*** INFORMATION SHOWN ***
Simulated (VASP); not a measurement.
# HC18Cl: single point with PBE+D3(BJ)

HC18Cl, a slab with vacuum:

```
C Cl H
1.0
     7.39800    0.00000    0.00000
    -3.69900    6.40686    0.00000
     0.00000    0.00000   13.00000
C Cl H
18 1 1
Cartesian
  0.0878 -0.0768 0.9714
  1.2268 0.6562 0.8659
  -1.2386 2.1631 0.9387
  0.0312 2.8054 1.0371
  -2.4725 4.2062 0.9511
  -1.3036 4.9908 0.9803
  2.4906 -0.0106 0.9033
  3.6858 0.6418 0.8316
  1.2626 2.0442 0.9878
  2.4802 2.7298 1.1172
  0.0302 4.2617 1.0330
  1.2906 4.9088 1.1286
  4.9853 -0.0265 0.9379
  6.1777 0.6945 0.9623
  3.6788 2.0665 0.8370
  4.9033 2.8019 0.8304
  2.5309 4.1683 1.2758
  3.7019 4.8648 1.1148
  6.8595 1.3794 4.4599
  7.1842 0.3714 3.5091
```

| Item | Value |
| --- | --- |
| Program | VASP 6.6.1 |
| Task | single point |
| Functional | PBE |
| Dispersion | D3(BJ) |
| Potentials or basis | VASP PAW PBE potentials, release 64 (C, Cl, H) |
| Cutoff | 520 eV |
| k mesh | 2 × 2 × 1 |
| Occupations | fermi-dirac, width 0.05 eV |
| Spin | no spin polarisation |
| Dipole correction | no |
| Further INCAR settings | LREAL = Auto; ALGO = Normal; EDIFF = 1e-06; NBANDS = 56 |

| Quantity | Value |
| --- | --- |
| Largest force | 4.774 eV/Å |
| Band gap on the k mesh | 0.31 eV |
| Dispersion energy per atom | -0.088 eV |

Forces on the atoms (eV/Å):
*** End of INFORMATION SHOWN ***

-- ASSIGNED TASK --
Return exactly the opening lines of the listing above, ending with the line that has "-0.088 eV |".

-- ANSWER SECTION --
Simulated (VASP); not a measurement.
# HC18Cl: single point with PBE+D3(BJ)

HC18Cl, a slab with vacuum:

```
C Cl H
1.0
     7.39800    0.00000    0.00000
    -3.69900    6.40686    0.00000
     0.00000    0.00000   13.00000
C Cl H
18 1 1
Cartesian
  0.0878 -0.0768 0.9714
  1.2268 0.6562 0.8659
  -1.2386 2.1631 0.9387
  0.0312 2.8054 1.0371
  -2.4725 4.2062 0.9511
  -1.3036 4.9908 0.9803
  2.4906 -0.0106 0.9033
  3.6858 0.6418 0.8316
  1.2626 2.0442 0.9878
  2.4802 2.7298 1.1172
  0.0302 4.2617 1.0330
  1.2906 4.9088 1.1286
  4.9853 -0.0265 0.9379
  6.1777 0.6945 0.9623
  3.6788 2.0665 0.8370
  4.9033 2.8019 0.8304
  2.5309 4.1683 1.2758
  3.7019 4.8648 1.1148
  6.8595 1.3794 4.4599
  7.1842 0.3714 3.5091
```

| Item | Value |
| --- | --- |
| Program | VASP 6.6.1 |
| Task | single point |
| Functional | PBE |
| Dispersion | D3(BJ) |
| Potentials or basis | VASP PAW PBE potentials, release 64 (C, Cl, H) |
| Cutoff | 520 eV |
| k mesh | 2 × 2 × 1 |
| Occupations | fermi-dirac, width 0.05 eV |
| Spin | no spin polarisation |
| Dipole correction | no |
| Further INCAR settings | LREAL = Auto; ALGO = Normal; EDIFF = 1e-06; NBANDS = 56 |

| Quantity | Value |
| --- | --- |
| Largest force | 4.774 eV/Å |
| Band gap on the k mesh | 0.31 eV |
| Dispersion energy per atom | -0.088 eV |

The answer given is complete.